Find the line with "r2SCAN-D4 | PBE0-D4 |" in the records below. Copy it and every line after it, up to and including the line with "-12.60 | -12.87 |".

□ □ □ □ □
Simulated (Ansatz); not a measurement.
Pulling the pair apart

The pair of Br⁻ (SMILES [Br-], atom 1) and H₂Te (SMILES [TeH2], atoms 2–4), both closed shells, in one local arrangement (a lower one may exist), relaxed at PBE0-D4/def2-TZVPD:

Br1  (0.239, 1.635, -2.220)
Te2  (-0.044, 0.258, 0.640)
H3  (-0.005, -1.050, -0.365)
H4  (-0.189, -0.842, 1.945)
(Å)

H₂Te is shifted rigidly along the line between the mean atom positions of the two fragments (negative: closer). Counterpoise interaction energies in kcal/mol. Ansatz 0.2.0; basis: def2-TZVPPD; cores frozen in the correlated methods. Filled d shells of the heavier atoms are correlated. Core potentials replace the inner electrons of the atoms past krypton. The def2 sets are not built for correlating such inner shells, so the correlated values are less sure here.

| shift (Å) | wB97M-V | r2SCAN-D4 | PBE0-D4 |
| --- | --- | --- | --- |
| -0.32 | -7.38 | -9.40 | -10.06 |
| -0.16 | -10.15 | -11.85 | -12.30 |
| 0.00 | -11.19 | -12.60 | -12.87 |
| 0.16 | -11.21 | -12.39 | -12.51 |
□ □ □ □ □

# [Your solution]
| shift (Å) | wB97M-V | r2SCAN-D4 | PBE0-D4 |
| --- | --- | --- | --- |
| -0.32 | -7.38 | -9.40 | -10.06 |
| -0.16 | -10.15 | -11.85 | -12.30 |
| 0.00 | -11.19 | -12.60 | -12.87 |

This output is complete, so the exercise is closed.